DATA SHOWN Block Start
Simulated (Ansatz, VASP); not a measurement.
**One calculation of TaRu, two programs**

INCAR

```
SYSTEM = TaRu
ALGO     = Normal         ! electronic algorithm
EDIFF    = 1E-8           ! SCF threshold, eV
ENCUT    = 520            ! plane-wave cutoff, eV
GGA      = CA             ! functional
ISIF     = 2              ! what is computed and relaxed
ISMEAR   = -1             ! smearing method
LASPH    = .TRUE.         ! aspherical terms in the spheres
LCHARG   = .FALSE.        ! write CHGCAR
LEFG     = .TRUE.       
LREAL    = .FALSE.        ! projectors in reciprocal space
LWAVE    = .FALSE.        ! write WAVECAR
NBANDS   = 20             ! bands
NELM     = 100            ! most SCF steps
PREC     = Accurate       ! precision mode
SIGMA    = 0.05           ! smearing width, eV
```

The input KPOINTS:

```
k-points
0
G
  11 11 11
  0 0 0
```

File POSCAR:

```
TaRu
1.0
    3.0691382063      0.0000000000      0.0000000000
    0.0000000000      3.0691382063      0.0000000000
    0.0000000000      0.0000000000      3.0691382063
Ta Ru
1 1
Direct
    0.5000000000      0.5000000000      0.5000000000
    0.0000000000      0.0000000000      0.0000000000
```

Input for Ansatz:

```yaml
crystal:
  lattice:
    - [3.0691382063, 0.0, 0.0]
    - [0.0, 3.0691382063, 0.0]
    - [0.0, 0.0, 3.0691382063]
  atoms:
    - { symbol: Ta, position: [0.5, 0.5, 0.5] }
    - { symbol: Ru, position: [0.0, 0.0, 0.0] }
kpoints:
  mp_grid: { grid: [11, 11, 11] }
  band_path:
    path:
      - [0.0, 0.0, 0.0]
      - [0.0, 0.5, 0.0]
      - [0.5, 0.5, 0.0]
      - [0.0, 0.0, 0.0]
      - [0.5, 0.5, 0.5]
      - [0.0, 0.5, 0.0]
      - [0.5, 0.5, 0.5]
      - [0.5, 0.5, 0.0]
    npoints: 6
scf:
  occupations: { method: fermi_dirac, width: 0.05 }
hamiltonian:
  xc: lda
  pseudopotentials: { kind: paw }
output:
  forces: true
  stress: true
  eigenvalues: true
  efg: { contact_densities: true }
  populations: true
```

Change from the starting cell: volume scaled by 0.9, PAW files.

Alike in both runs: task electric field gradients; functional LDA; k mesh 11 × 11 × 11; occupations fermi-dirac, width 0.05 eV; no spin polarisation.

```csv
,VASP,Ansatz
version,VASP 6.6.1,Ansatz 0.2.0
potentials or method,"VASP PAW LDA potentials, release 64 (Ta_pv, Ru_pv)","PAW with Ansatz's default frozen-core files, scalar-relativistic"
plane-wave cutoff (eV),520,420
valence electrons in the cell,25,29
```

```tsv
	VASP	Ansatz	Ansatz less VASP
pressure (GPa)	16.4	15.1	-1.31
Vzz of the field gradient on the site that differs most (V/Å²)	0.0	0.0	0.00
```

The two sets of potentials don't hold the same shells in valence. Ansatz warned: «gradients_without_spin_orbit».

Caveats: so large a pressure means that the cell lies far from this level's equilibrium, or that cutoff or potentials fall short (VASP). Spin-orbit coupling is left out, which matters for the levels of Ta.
DATA SHOWN Block End

Starting at the first line of the records above, please copy every line exactly through the line containing "Change from the", and stop there.

Simulated (Ansatz, VASP); not a measurement.
**One calculation of TaRu, two programs**

INCAR

```
SYSTEM = TaRu
ALGO     = Normal         ! electronic algorithm
EDIFF    = 1E-8           ! SCF threshold, eV
ENCUT    = 520            ! plane-wave cutoff, eV
GGA      = CA             ! functional
ISIF     = 2              ! what is computed and relaxed
ISMEAR   = -1             ! smearing method
LASPH    = .TRUE.         ! aspherical terms in the spheres
LCHARG   = .FALSE.        ! write CHGCAR
LEFG     = .TRUE.       
LREAL    = .FALSE.        ! projectors in reciprocal space
LWAVE    = .FALSE.        ! write WAVECAR
NBANDS   = 20             ! bands
NELM     = 100            ! most SCF steps
PREC     = Accurate       ! precision mode
SIGMA    = 0.05           ! smearing width, eV
```

The input KPOINTS:

```
k-points
0
G
  11 11 11
  0 0 0
```

File POSCAR:

```
TaRu
1.0
    3.0691382063      0.0000000000      0.0000000000
    0.0000000000      3.0691382063      0.0000000000
    0.0000000000      0.0000000000      3.0691382063
Ta Ru
1 1
Direct
    0.5000000000      0.5000000000      0.5000000000
    0.0000000000      0.0000000000      0.0000000000
```

Input for Ansatz:

```yaml
crystal:
  lattice:
    - [3.0691382063, 0.0, 0.0]
    - [0.0, 3.0691382063, 0.0]
    - [0.0, 0.0, 3.0691382063]
  atoms:
    - { symbol: Ta, position: [0.5, 0.5, 0.5] }
    - { symbol: Ru, position: [0.0, 0.0, 0.0] }
kpoints:
  mp_grid: { grid: [11, 11, 11] }
  band_path:
    path:
      - [0.0, 0.0, 0.0]
      - [0.0, 0.5, 0.0]
      - [0.5, 0.5, 0.0]
      - [0.0, 0.0, 0.0]
      - [0.5, 0.5, 0.5]
      - [0.0, 0.5, 0.0]
      - [0.5, 0.5, 0.5]
      - [0.5, 0.5, 0.0]
    npoints: 6
scf:
  occupations: { method: fermi_dirac, width: 0.05 }
hamiltonian:
  xc: lda
  pseudopotentials: { kind: paw }
output:
  forces: true
  stress: true
  eigenvalues: true
  efg: { contact_densities: true }
  populations: true
```

Change from the starting cell: volume scaled by 0.9, PAW files.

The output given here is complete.